Action item ::
Would you set down the data below exactly as shown?

= = = = = = =

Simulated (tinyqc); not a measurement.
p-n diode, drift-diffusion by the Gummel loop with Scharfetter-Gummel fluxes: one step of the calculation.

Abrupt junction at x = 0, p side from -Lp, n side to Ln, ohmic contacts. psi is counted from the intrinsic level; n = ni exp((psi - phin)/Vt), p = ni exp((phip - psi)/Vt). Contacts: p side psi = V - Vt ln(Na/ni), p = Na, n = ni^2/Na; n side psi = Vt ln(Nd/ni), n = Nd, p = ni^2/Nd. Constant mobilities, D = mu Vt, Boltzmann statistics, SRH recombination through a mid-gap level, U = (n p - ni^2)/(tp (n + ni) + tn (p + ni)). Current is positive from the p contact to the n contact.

= = = = = = =

Solution ::
Simulated (tinyqc); not a measurement.
p-n diode, drift-diffusion by the Gummel loop with Scharfetter-Gummel fluxes: one step of the calculation.

Abrupt junction at x = 0, p side from -Lp, n side to Ln, ohmic contacts. psi is counted from the intrinsic level; n = ni exp((psi - phin)/Vt), p = ni exp((phip - psi)/Vt). Contacts: p side psi = V - Vt ln(Na/ni), p = Na, n = ni^2/Na; n side psi = Vt ln(Nd/ni), n = Nd, p = ni^2/Nd. Constant mobilities, D = mu Vt, Boltzmann statistics, SRH recombination through a mid-gap level, U = (n p - ni^2)/(tp (n + ni) + tn (p + ni)). Current is positive from the p contact to the n contact.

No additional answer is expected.